★ ★ ★ ★ ★ ★ ★
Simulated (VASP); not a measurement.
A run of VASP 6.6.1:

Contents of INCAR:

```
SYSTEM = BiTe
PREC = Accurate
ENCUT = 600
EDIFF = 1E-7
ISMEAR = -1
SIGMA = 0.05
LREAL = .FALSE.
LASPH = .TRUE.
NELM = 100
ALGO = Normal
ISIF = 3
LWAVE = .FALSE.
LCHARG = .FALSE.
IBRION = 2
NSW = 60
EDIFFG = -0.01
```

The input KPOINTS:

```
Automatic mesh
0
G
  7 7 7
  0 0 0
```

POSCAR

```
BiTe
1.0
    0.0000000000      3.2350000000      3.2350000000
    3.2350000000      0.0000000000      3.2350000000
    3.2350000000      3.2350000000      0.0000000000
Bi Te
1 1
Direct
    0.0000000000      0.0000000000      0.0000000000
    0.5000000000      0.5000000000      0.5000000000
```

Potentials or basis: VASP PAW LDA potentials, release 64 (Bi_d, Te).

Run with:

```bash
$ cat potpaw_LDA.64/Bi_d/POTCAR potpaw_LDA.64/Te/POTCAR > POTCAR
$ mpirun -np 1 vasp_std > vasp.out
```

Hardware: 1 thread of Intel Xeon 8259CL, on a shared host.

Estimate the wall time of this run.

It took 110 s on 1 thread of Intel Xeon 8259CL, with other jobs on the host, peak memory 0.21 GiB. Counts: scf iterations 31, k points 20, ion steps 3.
★ ★ ★ ★ ★ ★ ★

Where the line with "Estimate the wall time of this run." ends, your copy should end too; please return exactly the lines from the first line of the data through it.

Simulated (VASP); not a measurement.
A run of VASP 6.6.1:

Contents of INCAR:

```
SYSTEM = BiTe
PREC = Accurate
ENCUT = 600
EDIFF = 1E-7
ISMEAR = -1
SIGMA = 0.05
LREAL = .FALSE.
LASPH = .TRUE.
NELM = 100
ALGO = Normal
ISIF = 3
LWAVE = .FALSE.
LCHARG = .FALSE.
IBRION = 2
NSW = 60
EDIFFG = -0.01
```

The input KPOINTS:

```
Automatic mesh
0
G
  7 7 7
  0 0 0
```

POSCAR

```
BiTe
1.0
    0.0000000000      3.2350000000      3.2350000000
    3.2350000000      0.0000000000      3.2350000000
    3.2350000000      3.2350000000      0.0000000000
Bi Te
1 1
Direct
    0.0000000000      0.0000000000      0.0000000000
    0.5000000000      0.5000000000      0.5000000000
```

Potentials or basis: VASP PAW LDA potentials, release 64 (Bi_d, Te).

Run with:

```bash
$ cat potpaw_LDA.64/Bi_d/POTCAR potpaw_LDA.64/Te/POTCAR > POTCAR
$ mpirun -np 1 vasp_std > vasp.out
```

Hardware: 1 thread of Intel Xeon 8259CL, on a shared host.

Estimate the wall time of this run.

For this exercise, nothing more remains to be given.